_Supplied records_
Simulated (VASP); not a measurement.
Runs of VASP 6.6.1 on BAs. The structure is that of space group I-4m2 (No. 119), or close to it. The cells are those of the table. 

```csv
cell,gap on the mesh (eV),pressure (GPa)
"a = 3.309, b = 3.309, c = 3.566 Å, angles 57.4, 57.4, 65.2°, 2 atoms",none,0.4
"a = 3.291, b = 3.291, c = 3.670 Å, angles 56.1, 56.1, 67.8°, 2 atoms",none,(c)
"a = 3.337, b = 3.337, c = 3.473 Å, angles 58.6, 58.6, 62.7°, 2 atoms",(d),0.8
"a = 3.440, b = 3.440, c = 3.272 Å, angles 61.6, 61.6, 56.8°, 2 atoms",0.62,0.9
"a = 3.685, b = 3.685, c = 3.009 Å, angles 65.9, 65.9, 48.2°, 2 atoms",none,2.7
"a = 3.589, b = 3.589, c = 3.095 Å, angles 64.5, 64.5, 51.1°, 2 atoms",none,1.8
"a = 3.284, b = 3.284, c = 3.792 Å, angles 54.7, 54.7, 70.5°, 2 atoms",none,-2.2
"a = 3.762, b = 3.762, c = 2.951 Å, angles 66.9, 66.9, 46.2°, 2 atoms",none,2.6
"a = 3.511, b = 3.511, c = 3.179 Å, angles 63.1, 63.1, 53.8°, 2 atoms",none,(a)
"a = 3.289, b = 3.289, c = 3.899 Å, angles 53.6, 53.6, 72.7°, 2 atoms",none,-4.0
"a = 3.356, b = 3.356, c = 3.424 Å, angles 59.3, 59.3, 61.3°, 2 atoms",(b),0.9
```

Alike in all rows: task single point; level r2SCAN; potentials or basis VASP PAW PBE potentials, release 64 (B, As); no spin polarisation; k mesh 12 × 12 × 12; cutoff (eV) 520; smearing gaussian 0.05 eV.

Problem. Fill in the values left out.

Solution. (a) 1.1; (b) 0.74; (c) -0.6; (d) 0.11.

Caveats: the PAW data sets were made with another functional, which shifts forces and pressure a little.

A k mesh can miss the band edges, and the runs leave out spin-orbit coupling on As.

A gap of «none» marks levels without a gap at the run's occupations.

_Requirement_
Above are the records; please copy exactly their first line and each line after it through the line containing "A k mesh can", and no line after that.

_Exercise answer_
Simulated (VASP); not a measurement.
Runs of VASP 6.6.1 on BAs. The structure is that of space group I-4m2 (No. 119), or close to it. The cells are those of the table. 

```csv
cell,gap on the mesh (eV),pressure (GPa)
"a = 3.309, b = 3.309, c = 3.566 Å, angles 57.4, 57.4, 65.2°, 2 atoms",none,0.4
"a = 3.291, b = 3.291, c = 3.670 Å, angles 56.1, 56.1, 67.8°, 2 atoms",none,(c)
"a = 3.337, b = 3.337, c = 3.473 Å, angles 58.6, 58.6, 62.7°, 2 atoms",(d),0.8
"a = 3.440, b = 3.440, c = 3.272 Å, angles 61.6, 61.6, 56.8°, 2 atoms",0.62,0.9
"a = 3.685, b = 3.685, c = 3.009 Å, angles 65.9, 65.9, 48.2°, 2 atoms",none,2.7
"a = 3.589, b = 3.589, c = 3.095 Å, angles 64.5, 64.5, 51.1°, 2 atoms",none,1.8
"a = 3.284, b = 3.284, c = 3.792 Å, angles 54.7, 54.7, 70.5°, 2 atoms",none,-2.2
"a = 3.762, b = 3.762, c = 2.951 Å, angles 66.9, 66.9, 46.2°, 2 atoms",none,2.6
"a = 3.511, b = 3.511, c = 3.179 Å, angles 63.1, 63.1, 53.8°, 2 atoms",none,(a)
"a = 3.289, b = 3.289, c = 3.899 Å, angles 53.6, 53.6, 72.7°, 2 atoms",none,-4.0
"a = 3.356, b = 3.356, c = 3.424 Å, angles 59.3, 59.3, 61.3°, 2 atoms",(b),0.9
```

Alike in all rows: task single point; level r2SCAN; potentials or basis VASP PAW PBE potentials, release 64 (B, As); no spin polarisation; k mesh 12 × 12 × 12; cutoff (eV) 520; smearing gaussian 0.05 eV.

Problem. Fill in the values left out.

Solution. (a) 1.1; (b) 0.74; (c) -0.6; (d) 0.11.

Caveats: the PAW data sets were made with another functional, which shifts forces and pressure a little.

A k mesh can miss the band edges, and the runs leave out spin-orbit coupling on As.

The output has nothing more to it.